■ Work task
All of the data below must be repeated exactly.

* * * * * * * * *

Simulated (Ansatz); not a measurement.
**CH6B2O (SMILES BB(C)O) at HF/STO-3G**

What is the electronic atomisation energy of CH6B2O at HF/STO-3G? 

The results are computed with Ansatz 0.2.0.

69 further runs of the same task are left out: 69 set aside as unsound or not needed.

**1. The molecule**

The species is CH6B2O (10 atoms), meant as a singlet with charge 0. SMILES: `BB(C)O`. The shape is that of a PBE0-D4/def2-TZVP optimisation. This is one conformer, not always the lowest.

* * * * * * * * *

■ Result
Simulated (Ansatz); not a measurement.
**CH6B2O (SMILES BB(C)O) at HF/STO-3G**

What is the electronic atomisation energy of CH6B2O at HF/STO-3G? 

The results are computed with Ansatz 0.2.0.

69 further runs of the same task are left out: 69 set aside as unsound or not needed.

**1. The molecule**

The species is CH6B2O (10 atoms), meant as a singlet with charge 0. SMILES: `BB(C)O`. The shape is that of a PBE0-D4/def2-TZVP optimisation. This is one conformer, not always the lowest.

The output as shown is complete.